## [TASK ITEM]
Your task is to transcribe the data in full.

## [INFORMATION GIVEN]
◇ ◇ ◇
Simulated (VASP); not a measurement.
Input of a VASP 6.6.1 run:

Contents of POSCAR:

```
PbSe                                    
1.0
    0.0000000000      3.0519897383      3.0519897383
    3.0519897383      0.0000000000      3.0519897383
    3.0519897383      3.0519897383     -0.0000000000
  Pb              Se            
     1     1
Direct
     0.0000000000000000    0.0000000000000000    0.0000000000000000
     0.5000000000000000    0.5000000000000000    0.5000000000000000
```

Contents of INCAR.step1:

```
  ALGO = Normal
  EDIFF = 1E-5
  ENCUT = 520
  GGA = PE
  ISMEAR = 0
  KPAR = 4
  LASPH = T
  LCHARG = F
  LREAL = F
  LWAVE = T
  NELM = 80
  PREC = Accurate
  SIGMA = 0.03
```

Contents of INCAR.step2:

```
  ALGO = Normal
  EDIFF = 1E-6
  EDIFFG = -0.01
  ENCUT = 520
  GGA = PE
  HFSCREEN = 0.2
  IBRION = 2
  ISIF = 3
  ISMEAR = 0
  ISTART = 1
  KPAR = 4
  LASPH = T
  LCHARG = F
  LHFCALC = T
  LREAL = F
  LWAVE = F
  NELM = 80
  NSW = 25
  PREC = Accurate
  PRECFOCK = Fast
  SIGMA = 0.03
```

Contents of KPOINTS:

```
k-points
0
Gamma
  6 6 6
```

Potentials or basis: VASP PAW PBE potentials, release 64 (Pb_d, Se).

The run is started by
◇ ◇ ◇

## [EXERCISE OUTPUT]
Simulated (VASP); not a measurement.
Input of a VASP 6.6.1 run:

Contents of POSCAR:

```
PbSe                                    
1.0
    0.0000000000      3.0519897383      3.0519897383
    3.0519897383      0.0000000000      3.0519897383
    3.0519897383      3.0519897383     -0.0000000000
  Pb              Se            
     1     1
Direct
     0.0000000000000000    0.0000000000000000    0.0000000000000000
     0.5000000000000000    0.5000000000000000    0.5000000000000000
```

Contents of INCAR.step1:

```
  ALGO = Normal
  EDIFF = 1E-5
  ENCUT = 520
  GGA = PE
  ISMEAR = 0
  KPAR = 4
  LASPH = T
  LCHARG = F
  LREAL = F
  LWAVE = T
  NELM = 80
  PREC = Accurate
  SIGMA = 0.03
```

Contents of INCAR.step2:

```
  ALGO = Normal
  EDIFF = 1E-6
  EDIFFG = -0.01
  ENCUT = 520
  GGA = PE
  HFSCREEN = 0.2
  IBRION = 2
  ISIF = 3
  ISMEAR = 0
  ISTART = 1
  KPAR = 4
  LASPH = T
  LCHARG = F
  LHFCALC = T
  LREAL = F
  LWAVE = F
  NELM = 80
  NSW = 25
  PREC = Accurate
  PRECFOCK = Fast
  SIGMA = 0.03
```

Contents of KPOINTS:

```
k-points
0
Gamma
  6 6 6
```

Potentials or basis: VASP PAW PBE potentials, release 64 (Pb_d, Se).

The run is started by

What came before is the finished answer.